* _Activity_
Could you print every line from the first one of the records below through the line containing "basis: def2-svp", with both included and nothing else?

* _Supplied material_
== Segment start ==

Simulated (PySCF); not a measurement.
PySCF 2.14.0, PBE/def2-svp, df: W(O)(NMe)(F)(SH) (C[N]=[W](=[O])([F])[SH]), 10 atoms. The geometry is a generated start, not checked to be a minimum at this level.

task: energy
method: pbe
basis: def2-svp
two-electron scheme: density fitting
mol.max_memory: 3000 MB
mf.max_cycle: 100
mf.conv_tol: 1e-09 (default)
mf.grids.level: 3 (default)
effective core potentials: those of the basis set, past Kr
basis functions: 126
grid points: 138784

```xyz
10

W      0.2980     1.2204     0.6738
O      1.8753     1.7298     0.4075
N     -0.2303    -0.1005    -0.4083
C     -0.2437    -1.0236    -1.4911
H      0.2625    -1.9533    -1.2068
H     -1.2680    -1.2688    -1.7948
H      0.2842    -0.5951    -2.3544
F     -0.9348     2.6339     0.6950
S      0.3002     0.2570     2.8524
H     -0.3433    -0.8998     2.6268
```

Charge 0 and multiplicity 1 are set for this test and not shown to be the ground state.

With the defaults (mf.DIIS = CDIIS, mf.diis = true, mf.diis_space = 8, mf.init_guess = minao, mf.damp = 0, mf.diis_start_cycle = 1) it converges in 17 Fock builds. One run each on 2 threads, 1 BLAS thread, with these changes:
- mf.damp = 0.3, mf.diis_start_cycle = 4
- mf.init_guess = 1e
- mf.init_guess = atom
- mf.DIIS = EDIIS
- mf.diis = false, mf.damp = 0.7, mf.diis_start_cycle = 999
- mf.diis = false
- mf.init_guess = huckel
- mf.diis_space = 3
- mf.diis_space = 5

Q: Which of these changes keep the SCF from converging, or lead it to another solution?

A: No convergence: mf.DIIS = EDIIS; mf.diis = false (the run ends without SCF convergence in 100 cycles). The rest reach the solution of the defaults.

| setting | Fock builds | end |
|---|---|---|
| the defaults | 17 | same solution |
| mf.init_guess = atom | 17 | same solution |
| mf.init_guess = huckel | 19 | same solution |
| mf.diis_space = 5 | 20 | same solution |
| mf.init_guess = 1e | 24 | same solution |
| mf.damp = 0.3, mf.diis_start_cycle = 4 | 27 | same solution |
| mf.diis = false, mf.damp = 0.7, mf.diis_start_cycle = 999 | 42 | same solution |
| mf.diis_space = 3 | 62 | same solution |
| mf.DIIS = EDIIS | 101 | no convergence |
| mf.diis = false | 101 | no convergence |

== Segment end ==

* _Exercise answer_
Simulated (PySCF); not a measurement.
PySCF 2.14.0, PBE/def2-svp, df: W(O)(NMe)(F)(SH) (C[N]=[W](=[O])([F])[SH]), 10 atoms. The geometry is a generated start, not checked to be a minimum at this level.

task: energy
method: pbe
basis: def2-svp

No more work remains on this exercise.